◆ Work task
Quote every line of the material beneath this one.

◆ Input data
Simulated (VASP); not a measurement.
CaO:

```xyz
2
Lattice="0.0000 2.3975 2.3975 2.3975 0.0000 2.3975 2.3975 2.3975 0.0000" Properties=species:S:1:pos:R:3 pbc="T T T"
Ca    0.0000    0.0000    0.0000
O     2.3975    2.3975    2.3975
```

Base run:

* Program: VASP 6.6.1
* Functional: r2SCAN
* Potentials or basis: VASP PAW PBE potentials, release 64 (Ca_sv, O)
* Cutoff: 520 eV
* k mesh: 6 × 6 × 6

◆ Expected answer
Simulated (VASP); not a measurement.
CaO:

```xyz
2
Lattice="0.0000 2.3975 2.3975 2.3975 0.0000 2.3975 2.3975 2.3975 0.0000" Properties=species:S:1:pos:R:3 pbc="T T T"
Ca    0.0000    0.0000    0.0000
O     2.3975    2.3975    2.3975
```

Base run:

* Program: VASP 6.6.1
* Functional: r2SCAN
* Potentials or basis: VASP PAW PBE potentials, release 64 (Ca_sv, O)
* Cutoff: 520 eV
* k mesh: 6 × 6 × 6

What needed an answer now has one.